INFORMATION Start Marker

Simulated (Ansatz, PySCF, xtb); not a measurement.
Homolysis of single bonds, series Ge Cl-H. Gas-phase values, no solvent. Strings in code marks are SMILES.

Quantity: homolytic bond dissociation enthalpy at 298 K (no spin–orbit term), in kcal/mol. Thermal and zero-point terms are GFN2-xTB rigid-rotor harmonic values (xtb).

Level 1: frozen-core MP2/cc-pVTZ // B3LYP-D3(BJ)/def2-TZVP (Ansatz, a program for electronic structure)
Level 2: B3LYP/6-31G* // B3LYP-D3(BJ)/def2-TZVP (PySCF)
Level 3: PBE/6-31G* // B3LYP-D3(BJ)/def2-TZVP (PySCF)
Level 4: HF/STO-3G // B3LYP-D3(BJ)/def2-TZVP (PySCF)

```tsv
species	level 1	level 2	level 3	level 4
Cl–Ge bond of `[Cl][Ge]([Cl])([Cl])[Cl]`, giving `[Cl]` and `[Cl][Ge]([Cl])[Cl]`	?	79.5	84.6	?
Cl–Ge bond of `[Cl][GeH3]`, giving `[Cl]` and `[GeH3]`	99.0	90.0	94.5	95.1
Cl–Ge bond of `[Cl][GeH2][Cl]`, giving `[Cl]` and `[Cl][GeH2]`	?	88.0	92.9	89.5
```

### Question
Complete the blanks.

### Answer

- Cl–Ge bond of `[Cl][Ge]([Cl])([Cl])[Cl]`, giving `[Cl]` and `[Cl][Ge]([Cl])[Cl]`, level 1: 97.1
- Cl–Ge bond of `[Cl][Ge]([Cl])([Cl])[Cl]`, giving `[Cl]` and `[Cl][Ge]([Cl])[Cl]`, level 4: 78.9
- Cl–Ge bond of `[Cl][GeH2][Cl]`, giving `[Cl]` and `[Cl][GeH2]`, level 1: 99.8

INFORMATION End Marker

- [ACTIVITY] Of the lines above, extract only those from the line with "level 1: 97.1" to the line with "level 4: 78.9", both included, exactly as written.

- [RESPONSE]
- Cl–Ge bond of `[Cl][Ge]([Cl])([Cl])[Cl]`, giving `[Cl]` and `[Cl][Ge]([Cl])[Cl]`, level 1: 97.1
- Cl–Ge bond of `[Cl][Ge]([Cl])([Cl])[Cl]`, giving `[Cl]` and `[Cl][Ge]([Cl])[Cl]`, level 4: 78.9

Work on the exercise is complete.